REQUIRED ACTION =>
When you repeat the listing, keep every character as it is.

═════ SUPPLIED RECORDS
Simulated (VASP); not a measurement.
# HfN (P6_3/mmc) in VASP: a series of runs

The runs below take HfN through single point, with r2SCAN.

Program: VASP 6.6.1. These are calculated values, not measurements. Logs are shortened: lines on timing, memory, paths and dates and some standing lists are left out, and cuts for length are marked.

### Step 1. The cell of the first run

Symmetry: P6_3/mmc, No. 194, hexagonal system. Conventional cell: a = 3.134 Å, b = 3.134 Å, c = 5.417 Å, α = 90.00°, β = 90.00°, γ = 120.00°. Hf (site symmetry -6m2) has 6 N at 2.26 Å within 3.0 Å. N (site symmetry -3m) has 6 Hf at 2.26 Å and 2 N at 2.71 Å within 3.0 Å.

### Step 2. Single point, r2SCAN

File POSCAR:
══════════

TASK ANSWER =>
Simulated (VASP); not a measurement.
# HfN (P6_3/mmc) in VASP: a series of runs

The runs below take HfN through single point, with r2SCAN.

Program: VASP 6.6.1. These are calculated values, not measurements. Logs are shortened: lines on timing, memory, paths and dates and some standing lists are left out, and cuts for length are marked.

### Step 1. The cell of the first run

Symmetry: P6_3/mmc, No. 194, hexagonal system. Conventional cell: a = 3.134 Å, b = 3.134 Å, c = 5.417 Å, α = 90.00°, β = 90.00°, γ = 120.00°. Hf (site symmetry -6m2) has 6 N at 2.26 Å within 3.0 Å. N (site symmetry -3m) has 6 Hf at 2.26 Å and 2 N at 2.71 Å within 3.0 Å.

### Step 2. Single point, r2SCAN

File POSCAR:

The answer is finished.